Work item: Would you print the records below without changing anything?

-- Provided material follows --
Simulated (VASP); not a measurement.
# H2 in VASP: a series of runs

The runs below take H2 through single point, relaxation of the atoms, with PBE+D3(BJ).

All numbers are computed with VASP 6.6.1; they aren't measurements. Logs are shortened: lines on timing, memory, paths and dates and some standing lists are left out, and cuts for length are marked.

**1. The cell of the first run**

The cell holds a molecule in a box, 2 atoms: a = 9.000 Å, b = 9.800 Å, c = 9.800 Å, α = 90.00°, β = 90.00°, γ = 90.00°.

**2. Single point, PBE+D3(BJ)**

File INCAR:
-- Provided material concluded --

Task output:
Simulated (VASP); not a measurement.
# H2 in VASP: a series of runs

The runs below take H2 through single point, relaxation of the atoms, with PBE+D3(BJ).

All numbers are computed with VASP 6.6.1; they aren't measurements. Logs are shortened: lines on timing, memory, paths and dates and some standing lists are left out, and cuts for length are marked.

**1. The cell of the first run**

The cell holds a molecule in a box, 2 atoms: a = 9.000 Å, b = 9.800 Å, c = 9.800 Å, α = 90.00°, β = 90.00°, γ = 90.00°.

**2. Single point, PBE+D3(BJ)**

File INCAR:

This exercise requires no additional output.